--- START ---

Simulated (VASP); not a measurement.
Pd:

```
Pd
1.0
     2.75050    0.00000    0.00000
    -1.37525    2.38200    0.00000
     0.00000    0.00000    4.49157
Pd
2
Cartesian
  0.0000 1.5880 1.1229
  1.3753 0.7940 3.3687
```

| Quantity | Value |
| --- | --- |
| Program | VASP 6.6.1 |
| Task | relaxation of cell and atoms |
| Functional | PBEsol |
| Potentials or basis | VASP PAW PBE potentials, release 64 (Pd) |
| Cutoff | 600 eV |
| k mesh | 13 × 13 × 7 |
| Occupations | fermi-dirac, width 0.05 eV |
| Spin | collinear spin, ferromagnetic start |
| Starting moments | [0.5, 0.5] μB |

--- END ---

*Action item*
Word for word, write out every record in the listing.

*Exercise solution*
Simulated (VASP); not a measurement.
Pd:

```
Pd
1.0
     2.75050    0.00000    0.00000
    -1.37525    2.38200    0.00000
     0.00000    0.00000    4.49157
Pd
2
Cartesian
  0.0000 1.5880 1.1229
  1.3753 0.7940 3.3687
```

| Quantity | Value |
| --- | --- |
| Program | VASP 6.6.1 |
| Task | relaxation of cell and atoms |
| Functional | PBEsol |
| Potentials or basis | VASP PAW PBE potentials, release 64 (Pd) |
| Cutoff | 600 eV |
| k mesh | 13 × 13 × 7 |
| Occupations | fermi-dirac, width 0.05 eV |
| Spin | collinear spin, ferromagnetic start |
| Starting moments | [0.5, 0.5] μB |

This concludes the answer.